### REQUIREMENT
Each record, in full, must be restated word for word.

----------------

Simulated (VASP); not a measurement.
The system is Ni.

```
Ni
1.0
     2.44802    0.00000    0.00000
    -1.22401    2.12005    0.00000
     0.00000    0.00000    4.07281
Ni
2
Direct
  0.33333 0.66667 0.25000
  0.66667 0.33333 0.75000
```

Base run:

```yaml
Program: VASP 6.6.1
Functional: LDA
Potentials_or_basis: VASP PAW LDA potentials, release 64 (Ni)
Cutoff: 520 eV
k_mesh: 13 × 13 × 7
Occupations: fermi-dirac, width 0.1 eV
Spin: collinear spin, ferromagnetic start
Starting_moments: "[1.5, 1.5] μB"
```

----------------

### WRITTEN RESPONSE
Simulated (VASP); not a measurement.
The system is Ni.

```
Ni
1.0
     2.44802    0.00000    0.00000
    -1.22401    2.12005    0.00000
     0.00000    0.00000    4.07281
Ni
2
Direct
  0.33333 0.66667 0.25000
  0.66667 0.33333 0.75000
```

Base run:

```yaml
Program: VASP 6.6.1
Functional: LDA
Potentials_or_basis: VASP PAW LDA potentials, release 64 (Ni)
Cutoff: 520 eV
k_mesh: 13 × 13 × 7
Occupations: fermi-dirac, width 0.1 eV
Spin: collinear spin, ferromagnetic start
Starting_moments: "[1.5, 1.5] μB"
```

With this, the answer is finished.